<<<<
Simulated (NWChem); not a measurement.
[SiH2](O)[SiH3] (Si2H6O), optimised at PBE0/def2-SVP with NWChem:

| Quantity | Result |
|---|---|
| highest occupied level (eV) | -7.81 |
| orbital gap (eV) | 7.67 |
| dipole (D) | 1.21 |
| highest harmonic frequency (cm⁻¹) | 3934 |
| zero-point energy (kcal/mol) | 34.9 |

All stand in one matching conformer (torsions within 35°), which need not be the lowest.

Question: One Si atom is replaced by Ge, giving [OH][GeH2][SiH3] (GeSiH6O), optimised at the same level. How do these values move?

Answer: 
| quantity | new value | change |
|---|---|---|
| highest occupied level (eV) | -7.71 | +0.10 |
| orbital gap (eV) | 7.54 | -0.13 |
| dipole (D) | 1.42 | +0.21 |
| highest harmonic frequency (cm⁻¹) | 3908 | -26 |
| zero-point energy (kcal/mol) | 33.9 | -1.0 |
>>>>

### Task item
Print the entire listing above once more, with nothing changed.

### Written reply
Simulated (NWChem); not a measurement.
[SiH2](O)[SiH3] (Si2H6O), optimised at PBE0/def2-SVP with NWChem:

| Quantity | Result |
|---|---|
| highest occupied level (eV) | -7.81 |
| orbital gap (eV) | 7.67 |
| dipole (D) | 1.21 |
| highest harmonic frequency (cm⁻¹) | 3934 |
| zero-point energy (kcal/mol) | 34.9 |

All stand in one matching conformer (torsions within 35°), which need not be the lowest.

Question: One Si atom is replaced by Ge, giving [OH][GeH2][SiH3] (GeSiH6O), optimised at the same level. How do these values move?

Answer: 
| quantity | new value | change |
|---|---|---|
| highest occupied level (eV) | -7.71 | +0.10 |
| orbital gap (eV) | 7.54 | -0.13 |
| dipole (D) | 1.42 | +0.21 |
| highest harmonic frequency (cm⁻¹) | 3908 | -26 |
| zero-point energy (kcal/mol) | 33.9 | -1.0 |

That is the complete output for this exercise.